*** Begin section ***
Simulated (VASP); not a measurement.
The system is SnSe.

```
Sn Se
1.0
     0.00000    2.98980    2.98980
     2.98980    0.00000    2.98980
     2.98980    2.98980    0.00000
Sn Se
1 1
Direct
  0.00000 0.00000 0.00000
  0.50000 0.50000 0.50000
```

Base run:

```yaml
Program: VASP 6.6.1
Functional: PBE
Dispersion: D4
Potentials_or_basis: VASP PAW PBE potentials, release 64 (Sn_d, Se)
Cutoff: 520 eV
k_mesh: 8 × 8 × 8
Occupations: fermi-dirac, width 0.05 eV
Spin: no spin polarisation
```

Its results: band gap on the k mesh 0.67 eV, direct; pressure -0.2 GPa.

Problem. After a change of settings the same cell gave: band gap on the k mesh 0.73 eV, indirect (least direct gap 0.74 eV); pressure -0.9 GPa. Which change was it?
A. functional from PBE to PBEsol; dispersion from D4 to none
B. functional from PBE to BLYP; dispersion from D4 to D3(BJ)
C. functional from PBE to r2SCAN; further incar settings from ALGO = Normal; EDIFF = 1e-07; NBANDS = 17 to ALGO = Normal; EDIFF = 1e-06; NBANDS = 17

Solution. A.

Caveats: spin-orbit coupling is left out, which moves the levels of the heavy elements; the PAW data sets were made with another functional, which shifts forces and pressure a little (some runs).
*** End section ***

(Work request): Return only the stretch of the material above from the line holding "Problem. After a" through the line holding "B. functional from", copied exactly.

(Problem solution):
Problem. After a change of settings the same cell gave: band gap on the k mesh 0.73 eV, indirect (least direct gap 0.74 eV); pressure -0.9 GPa. Which change was it?
A. functional from PBE to PBEsol; dispersion from D4 to none
B. functional from PBE to BLYP; dispersion from D4 to D3(BJ)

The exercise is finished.